§ **Supplied records**:
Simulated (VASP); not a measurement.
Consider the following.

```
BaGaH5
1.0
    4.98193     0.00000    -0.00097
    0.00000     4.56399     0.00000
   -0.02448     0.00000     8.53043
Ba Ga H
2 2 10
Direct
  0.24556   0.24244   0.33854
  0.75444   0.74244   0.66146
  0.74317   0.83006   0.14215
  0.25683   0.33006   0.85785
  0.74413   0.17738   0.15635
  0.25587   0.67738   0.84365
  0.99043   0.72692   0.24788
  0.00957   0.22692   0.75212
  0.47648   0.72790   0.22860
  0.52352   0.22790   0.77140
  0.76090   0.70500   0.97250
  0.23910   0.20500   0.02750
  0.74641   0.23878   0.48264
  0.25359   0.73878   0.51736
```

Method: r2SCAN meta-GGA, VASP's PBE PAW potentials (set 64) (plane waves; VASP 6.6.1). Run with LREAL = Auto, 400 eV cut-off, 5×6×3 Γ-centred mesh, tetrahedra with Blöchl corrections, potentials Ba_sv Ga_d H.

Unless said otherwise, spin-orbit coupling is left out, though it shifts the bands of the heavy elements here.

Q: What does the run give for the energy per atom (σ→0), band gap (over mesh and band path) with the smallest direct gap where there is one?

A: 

§ **Work item**: Give back the entries exactly. Omit none of them.

§ **Task answer**:
Simulated (VASP); not a measurement.
Consider the following.

```
BaGaH5
1.0
    4.98193     0.00000    -0.00097
    0.00000     4.56399     0.00000
   -0.02448     0.00000     8.53043
Ba Ga H
2 2 10
Direct
  0.24556   0.24244   0.33854
  0.75444   0.74244   0.66146
  0.74317   0.83006   0.14215
  0.25683   0.33006   0.85785
  0.74413   0.17738   0.15635
  0.25587   0.67738   0.84365
  0.99043   0.72692   0.24788
  0.00957   0.22692   0.75212
  0.47648   0.72790   0.22860
  0.52352   0.22790   0.77140
  0.76090   0.70500   0.97250
  0.23910   0.20500   0.02750
  0.74641   0.23878   0.48264
  0.25359   0.73878   0.51736
```

Method: r2SCAN meta-GGA, VASP's PBE PAW potentials (set 64) (plane waves; VASP 6.6.1). Run with LREAL = Auto, 400 eV cut-off, 5×6×3 Γ-centred mesh, tetrahedra with Blöchl corrections, potentials Ba_sv Ga_d H.

Unless said otherwise, spin-orbit coupling is left out, though it shifts the bands of the heavy elements here.

Q: What does the run give for the energy per atom (σ→0), band gap (over mesh and band path) with the smallest direct gap where there is one?

A: 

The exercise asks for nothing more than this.